### WORK INSTRUCTION
Restate every record exactly, with nothing skipped.

----- INFORMATION SUPPLIED

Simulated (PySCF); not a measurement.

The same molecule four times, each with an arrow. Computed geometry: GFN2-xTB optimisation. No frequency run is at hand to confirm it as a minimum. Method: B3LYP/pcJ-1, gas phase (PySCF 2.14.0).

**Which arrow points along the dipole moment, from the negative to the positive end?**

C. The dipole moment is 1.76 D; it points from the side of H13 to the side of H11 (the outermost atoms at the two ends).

----------

### WORKED SOLUTION
Simulated (PySCF); not a measurement.

The same molecule four times, each with an arrow. Computed geometry: GFN2-xTB optimisation. No frequency run is at hand to confirm it as a minimum. Method: B3LYP/pcJ-1, gas phase (PySCF 2.14.0).

**Which arrow points along the dipole moment, from the negative to the positive end?**

C. The dipole moment is 1.76 D; it points from the side of H13 to the side of H11 (the outermost atoms at the two ends).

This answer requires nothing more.